[Work task] Give again, word for word, each line below starting at the one that contains "Computed with Ansatz" and ending at the one that contains "Plane waves to".

[Data section]
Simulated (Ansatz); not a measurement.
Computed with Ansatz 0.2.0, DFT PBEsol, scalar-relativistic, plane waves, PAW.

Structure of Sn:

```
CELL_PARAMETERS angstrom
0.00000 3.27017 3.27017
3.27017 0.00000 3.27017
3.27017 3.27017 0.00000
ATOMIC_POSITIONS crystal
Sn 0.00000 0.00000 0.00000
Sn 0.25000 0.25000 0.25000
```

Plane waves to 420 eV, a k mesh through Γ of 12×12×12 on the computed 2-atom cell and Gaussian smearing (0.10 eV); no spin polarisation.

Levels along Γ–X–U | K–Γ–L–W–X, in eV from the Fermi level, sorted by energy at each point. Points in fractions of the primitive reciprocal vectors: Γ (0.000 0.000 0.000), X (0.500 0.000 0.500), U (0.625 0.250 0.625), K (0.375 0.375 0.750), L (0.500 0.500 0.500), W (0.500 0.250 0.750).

[Exercise answer]
Computed with Ansatz 0.2.0, DFT PBEsol, scalar-relativistic, plane waves, PAW.

Structure of Sn:

```
CELL_PARAMETERS angstrom
0.00000 3.27017 3.27017
3.27017 0.00000 3.27017
3.27017 3.27017 0.00000
ATOMIC_POSITIONS crystal
Sn 0.00000 0.00000 0.00000
Sn 0.25000 0.25000 0.25000
```

Plane waves to 420 eV, a k mesh through Γ of 12×12×12 on the computed 2-atom cell and Gaussian smearing (0.10 eV); no spin polarisation.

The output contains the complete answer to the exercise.